• Assigned task: Take the entries that follow and return exactly the lines from the one holding "Stereographic projection of" through the one holding "A: P is (1 −1", both included. Nothing else is needed.

• Provided records:
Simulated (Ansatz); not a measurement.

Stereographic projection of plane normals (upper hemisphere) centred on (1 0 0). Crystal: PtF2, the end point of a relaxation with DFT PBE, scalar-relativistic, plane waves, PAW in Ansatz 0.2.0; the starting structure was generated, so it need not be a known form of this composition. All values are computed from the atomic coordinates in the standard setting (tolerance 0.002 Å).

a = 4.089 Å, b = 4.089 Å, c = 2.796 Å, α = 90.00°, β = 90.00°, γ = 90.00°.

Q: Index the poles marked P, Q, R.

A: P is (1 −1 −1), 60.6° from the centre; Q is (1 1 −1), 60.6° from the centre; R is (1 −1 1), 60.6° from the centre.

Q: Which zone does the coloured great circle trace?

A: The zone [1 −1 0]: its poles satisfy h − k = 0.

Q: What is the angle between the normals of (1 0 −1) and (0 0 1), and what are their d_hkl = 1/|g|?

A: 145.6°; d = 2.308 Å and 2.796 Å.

• Exercise result:
Stereographic projection of plane normals (upper hemisphere) centred on (1 0 0). Crystal: PtF2, the end point of a relaxation with DFT PBE, scalar-relativistic, plane waves, PAW in Ansatz 0.2.0; the starting structure was generated, so it need not be a known form of this composition. All values are computed from the atomic coordinates in the standard setting (tolerance 0.002 Å).

a = 4.089 Å, b = 4.089 Å, c = 2.796 Å, α = 90.00°, β = 90.00°, γ = 90.00°.

Q: Index the poles marked P, Q, R.

A: P is (1 −1 −1), 60.6° from the centre; Q is (1 1 −1), 60.6° from the centre; R is (1 −1 1), 60.6° from the centre.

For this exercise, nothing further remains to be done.